ACTIVITY = Below are some records; reproduce every one of them exactly.

PROVIDED INFORMATION =
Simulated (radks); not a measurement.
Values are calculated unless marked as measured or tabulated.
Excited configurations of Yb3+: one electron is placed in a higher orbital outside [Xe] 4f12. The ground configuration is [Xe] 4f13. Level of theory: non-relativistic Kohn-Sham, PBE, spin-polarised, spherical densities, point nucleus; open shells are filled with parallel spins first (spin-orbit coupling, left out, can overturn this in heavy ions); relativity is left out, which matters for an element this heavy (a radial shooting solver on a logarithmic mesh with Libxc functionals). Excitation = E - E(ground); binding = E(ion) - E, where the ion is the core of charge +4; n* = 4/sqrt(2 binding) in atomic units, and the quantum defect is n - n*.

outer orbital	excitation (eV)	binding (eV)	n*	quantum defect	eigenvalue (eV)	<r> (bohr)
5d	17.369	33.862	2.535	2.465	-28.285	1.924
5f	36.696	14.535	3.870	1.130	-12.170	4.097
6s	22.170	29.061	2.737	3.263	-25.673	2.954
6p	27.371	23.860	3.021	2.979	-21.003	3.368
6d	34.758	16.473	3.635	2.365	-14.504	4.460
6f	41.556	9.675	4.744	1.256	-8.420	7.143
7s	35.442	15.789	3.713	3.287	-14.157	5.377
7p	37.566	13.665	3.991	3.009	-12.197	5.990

REPLY =
Simulated (radks); not a measurement.
Values are calculated unless marked as measured or tabulated.
Excited configurations of Yb3+: one electron is placed in a higher orbital outside [Xe] 4f12. The ground configuration is [Xe] 4f13. Level of theory: non-relativistic Kohn-Sham, PBE, spin-polarised, spherical densities, point nucleus; open shells are filled with parallel spins first (spin-orbit coupling, left out, can overturn this in heavy ions); relativity is left out, which matters for an element this heavy (a radial shooting solver on a logarithmic mesh with Libxc functionals). Excitation = E - E(ground); binding = E(ion) - E, where the ion is the core of charge +4; n* = 4/sqrt(2 binding) in atomic units, and the quantum defect is n - n*.

outer orbital	excitation (eV)	binding (eV)	n*	quantum defect	eigenvalue (eV)	<r> (bohr)
5d	17.369	33.862	2.535	2.465	-28.285	1.924
5f	36.696	14.535	3.870	1.130	-12.170	4.097
6s	22.170	29.061	2.737	3.263	-25.673	2.954
6p	27.371	23.860	3.021	2.979	-21.003	3.368
6d	34.758	16.473	3.635	2.365	-14.504	4.460
6f	41.556	9.675	4.744	1.256	-8.420	7.143
7s	35.442	15.789	3.713	3.287	-14.157	5.377
7p	37.566	13.665	3.991	3.009	-12.197	5.990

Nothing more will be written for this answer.